**Activity:** Within the records below is a range that opens at the line with "Probes without a" and closes at the line with "D. ring C5–C6–S7–Si8". Return that range word for word, both ends included, and only that range.

○ ○ ○ ○

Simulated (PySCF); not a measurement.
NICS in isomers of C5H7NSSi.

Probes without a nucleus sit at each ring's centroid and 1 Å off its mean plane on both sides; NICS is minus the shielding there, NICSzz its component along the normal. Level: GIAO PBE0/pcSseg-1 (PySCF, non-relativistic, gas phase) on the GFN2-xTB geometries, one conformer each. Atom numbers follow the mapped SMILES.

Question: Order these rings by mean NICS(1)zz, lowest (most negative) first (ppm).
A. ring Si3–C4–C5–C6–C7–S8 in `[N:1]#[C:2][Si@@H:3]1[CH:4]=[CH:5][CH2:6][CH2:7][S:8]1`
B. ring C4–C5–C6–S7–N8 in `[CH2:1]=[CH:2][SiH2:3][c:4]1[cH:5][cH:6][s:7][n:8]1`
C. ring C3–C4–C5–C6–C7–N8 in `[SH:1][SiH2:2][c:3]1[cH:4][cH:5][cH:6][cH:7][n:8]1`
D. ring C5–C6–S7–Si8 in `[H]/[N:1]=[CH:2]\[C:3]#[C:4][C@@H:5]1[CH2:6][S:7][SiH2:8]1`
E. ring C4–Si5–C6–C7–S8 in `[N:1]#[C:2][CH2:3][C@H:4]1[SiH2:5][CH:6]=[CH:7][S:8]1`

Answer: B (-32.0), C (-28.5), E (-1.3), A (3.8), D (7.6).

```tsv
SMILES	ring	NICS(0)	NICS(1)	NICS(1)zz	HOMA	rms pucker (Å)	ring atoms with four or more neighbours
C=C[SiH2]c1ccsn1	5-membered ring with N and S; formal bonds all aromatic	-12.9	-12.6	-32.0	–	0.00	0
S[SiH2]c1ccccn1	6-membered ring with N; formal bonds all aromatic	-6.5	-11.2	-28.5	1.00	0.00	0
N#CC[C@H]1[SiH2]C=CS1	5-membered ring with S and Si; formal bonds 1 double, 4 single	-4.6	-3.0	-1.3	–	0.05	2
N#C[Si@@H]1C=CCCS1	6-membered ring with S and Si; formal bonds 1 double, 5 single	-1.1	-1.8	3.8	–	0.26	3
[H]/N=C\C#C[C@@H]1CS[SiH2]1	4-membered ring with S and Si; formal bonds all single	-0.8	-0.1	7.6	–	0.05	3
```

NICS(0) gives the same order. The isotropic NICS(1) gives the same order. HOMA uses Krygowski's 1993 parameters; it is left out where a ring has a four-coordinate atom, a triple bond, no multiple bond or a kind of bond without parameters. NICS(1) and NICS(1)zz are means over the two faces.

○ ○ ○ ○

**Task response:**
Probes without a nucleus sit at each ring's centroid and 1 Å off its mean plane on both sides; NICS is minus the shielding there, NICSzz its component along the normal. Level: GIAO PBE0/pcSseg-1 (PySCF, non-relativistic, gas phase) on the GFN2-xTB geometries, one conformer each. Atom numbers follow the mapped SMILES.

Question: Order these rings by mean NICS(1)zz, lowest (most negative) first (ppm).
A. ring Si3–C4–C5–C6–C7–S8 in `[N:1]#[C:2][Si@@H:3]1[CH:4]=[CH:5][CH2:6][CH2:7][S:8]1`
B. ring C4–C5–C6–S7–N8 in `[CH2:1]=[CH:2][SiH2:3][c:4]1[cH:5][cH:6][s:7][n:8]1`
C. ring C3–C4–C5–C6–C7–N8 in `[SH:1][SiH2:2][c:3]1[cH:4][cH:5][cH:6][cH:7][n:8]1`
D. ring C5–C6–S7–Si8 in `[H]/[N:1]=[CH:2]\[C:3]#[C:4][C@@H:5]1[CH2:6][S:7][SiH2:8]1`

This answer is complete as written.